▶ [MATERIAL SUPPLIED]
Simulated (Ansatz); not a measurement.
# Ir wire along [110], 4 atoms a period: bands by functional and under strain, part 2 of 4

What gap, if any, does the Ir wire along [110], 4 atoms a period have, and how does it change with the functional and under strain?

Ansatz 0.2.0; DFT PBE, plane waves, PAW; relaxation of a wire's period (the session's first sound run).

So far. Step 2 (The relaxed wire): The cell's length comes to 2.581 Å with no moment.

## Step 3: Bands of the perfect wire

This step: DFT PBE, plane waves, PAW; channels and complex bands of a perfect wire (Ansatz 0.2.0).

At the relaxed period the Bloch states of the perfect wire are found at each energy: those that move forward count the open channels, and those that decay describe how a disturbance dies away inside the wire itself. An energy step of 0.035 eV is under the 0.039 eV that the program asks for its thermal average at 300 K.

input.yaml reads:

▶ [REQUIRED ACTION] Using the listing above, print every entry verbatim.

▶ [SOLUTION]
Simulated (Ansatz); not a measurement.
# Ir wire along [110], 4 atoms a period: bands by functional and under strain, part 2 of 4

What gap, if any, does the Ir wire along [110], 4 atoms a period have, and how does it change with the functional and under strain?

Ansatz 0.2.0; DFT PBE, plane waves, PAW; relaxation of a wire's period (the session's first sound run).

So far. Step 2 (The relaxed wire): The cell's length comes to 2.581 Å with no moment.

## Step 3: Bands of the perfect wire

This step: DFT PBE, plane waves, PAW; channels and complex bands of a perfect wire (Ansatz 0.2.0).

At the relaxed period the Bloch states of the perfect wire are found at each energy: those that move forward count the open channels, and those that decay describe how a disturbance dies away inside the wire itself. An energy step of 0.035 eV is under the 0.039 eV that the program asks for its thermal average at 300 K.

input.yaml reads:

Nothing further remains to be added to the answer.